■ **SUPPLIED ENTRIES**:
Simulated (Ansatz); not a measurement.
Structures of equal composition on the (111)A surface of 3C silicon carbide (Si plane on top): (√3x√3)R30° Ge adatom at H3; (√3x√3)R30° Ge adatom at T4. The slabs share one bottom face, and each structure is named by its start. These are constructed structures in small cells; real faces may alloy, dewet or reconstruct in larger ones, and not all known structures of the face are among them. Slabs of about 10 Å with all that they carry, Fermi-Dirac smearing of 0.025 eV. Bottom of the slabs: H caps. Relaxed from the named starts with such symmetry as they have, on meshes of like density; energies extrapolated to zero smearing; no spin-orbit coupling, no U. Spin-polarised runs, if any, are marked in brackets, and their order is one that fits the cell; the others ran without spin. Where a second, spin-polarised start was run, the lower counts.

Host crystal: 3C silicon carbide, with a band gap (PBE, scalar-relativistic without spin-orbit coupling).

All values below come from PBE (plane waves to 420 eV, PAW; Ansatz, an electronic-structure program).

■ **EXERCISE**: Return all the lines shown above, precisely as they stand.

■ **PROBLEM SOLUTION**:
Simulated (Ansatz); not a measurement.
Structures of equal composition on the (111)A surface of 3C silicon carbide (Si plane on top): (√3x√3)R30° Ge adatom at H3; (√3x√3)R30° Ge adatom at T4. The slabs share one bottom face, and each structure is named by its start. These are constructed structures in small cells; real faces may alloy, dewet or reconstruct in larger ones, and not all known structures of the face are among them. Slabs of about 10 Å with all that they carry, Fermi-Dirac smearing of 0.025 eV. Bottom of the slabs: H caps. Relaxed from the named starts with such symmetry as they have, on meshes of like density; energies extrapolated to zero smearing; no spin-orbit coupling, no U. Spin-polarised runs, if any, are marked in brackets, and their order is one that fits the cell; the others ran without spin. Where a second, spin-polarised start was run, the lower counts.

Host crystal: 3C silicon carbide, with a band gap (PBE, scalar-relativistic without spin-orbit coupling).

All values below come from PBE (plane waves to 420 eV, PAW; Ansatz, an electronic-structure program).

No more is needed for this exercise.